**REQUIRED ACTION:**
Return only the lines from the top of the material through the line marked by "The fields are", unaltered.

BEGIN DATASET ENTRIES

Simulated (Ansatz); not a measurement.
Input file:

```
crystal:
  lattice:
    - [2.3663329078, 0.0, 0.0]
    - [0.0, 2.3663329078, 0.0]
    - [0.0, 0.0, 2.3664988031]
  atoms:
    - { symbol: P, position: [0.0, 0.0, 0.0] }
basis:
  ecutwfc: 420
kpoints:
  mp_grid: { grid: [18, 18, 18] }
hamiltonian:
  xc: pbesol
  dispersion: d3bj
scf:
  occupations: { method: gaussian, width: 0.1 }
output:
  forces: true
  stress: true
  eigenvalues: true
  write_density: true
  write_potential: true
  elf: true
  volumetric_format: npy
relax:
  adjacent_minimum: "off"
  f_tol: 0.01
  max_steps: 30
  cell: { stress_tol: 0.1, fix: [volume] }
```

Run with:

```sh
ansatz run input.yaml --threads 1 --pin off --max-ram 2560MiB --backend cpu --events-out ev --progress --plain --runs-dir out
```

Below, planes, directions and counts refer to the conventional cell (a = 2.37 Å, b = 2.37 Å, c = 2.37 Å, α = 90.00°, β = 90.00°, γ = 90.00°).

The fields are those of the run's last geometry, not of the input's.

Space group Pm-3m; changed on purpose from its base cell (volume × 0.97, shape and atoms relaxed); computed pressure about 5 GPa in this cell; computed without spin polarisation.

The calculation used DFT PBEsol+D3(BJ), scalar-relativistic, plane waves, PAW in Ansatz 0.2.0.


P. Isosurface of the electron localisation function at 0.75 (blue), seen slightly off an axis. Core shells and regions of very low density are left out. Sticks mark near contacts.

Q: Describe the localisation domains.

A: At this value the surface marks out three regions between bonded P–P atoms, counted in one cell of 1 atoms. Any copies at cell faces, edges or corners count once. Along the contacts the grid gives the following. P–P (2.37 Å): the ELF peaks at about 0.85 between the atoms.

END DATASET ENTRIES

**WRITTEN SOLUTION:**
Simulated (Ansatz); not a measurement.
Input file:

```
crystal:
  lattice:
    - [2.3663329078, 0.0, 0.0]
    - [0.0, 2.3663329078, 0.0]
    - [0.0, 0.0, 2.3664988031]
  atoms:
    - { symbol: P, position: [0.0, 0.0, 0.0] }
basis:
  ecutwfc: 420
kpoints:
  mp_grid: { grid: [18, 18, 18] }
hamiltonian:
  xc: pbesol
  dispersion: d3bj
scf:
  occupations: { method: gaussian, width: 0.1 }
output:
  forces: true
  stress: true
  eigenvalues: true
  write_density: true
  write_potential: true
  elf: true
  volumetric_format: npy
relax:
  adjacent_minimum: "off"
  f_tol: 0.01
  max_steps: 30
  cell: { stress_tol: 0.1, fix: [volume] }
```

Run with:

```sh
ansatz run input.yaml --threads 1 --pin off --max-ram 2560MiB --backend cpu --events-out ev --progress --plain --runs-dir out
```

Below, planes, directions and counts refer to the conventional cell (a = 2.37 Å, b = 2.37 Å, c = 2.37 Å, α = 90.00°, β = 90.00°, γ = 90.00°).

The fields are those of the run's last geometry, not of the input's.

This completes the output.